### ACTION ITEM
Please transcribe the data that follows exactly, from its first line through the line that contains "Report form: inputs, costs, results".

=-=-=-=-=

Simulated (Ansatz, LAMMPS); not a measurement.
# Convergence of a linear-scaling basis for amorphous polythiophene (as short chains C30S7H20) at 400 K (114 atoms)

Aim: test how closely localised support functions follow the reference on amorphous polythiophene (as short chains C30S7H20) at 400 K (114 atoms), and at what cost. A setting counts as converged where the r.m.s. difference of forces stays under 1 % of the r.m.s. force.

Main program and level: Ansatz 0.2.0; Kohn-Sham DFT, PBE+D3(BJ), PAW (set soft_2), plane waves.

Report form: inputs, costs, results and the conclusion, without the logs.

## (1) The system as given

=-=-=-=-=

### RESPONSE BOX
Simulated (Ansatz, LAMMPS); not a measurement.
# Convergence of a linear-scaling basis for amorphous polythiophene (as short chains C30S7H20) at 400 K (114 atoms)

Aim: test how closely localised support functions follow the reference on amorphous polythiophene (as short chains C30S7H20) at 400 K (114 atoms), and at what cost. A setting counts as converged where the r.m.s. difference of forces stays under 1 % of the r.m.s. force.

Main program and level: Ansatz 0.2.0; Kohn-Sham DFT, PBE+D3(BJ), PAW (set soft_2), plane waves.

Report form: inputs, costs, results and the conclusion, without the logs.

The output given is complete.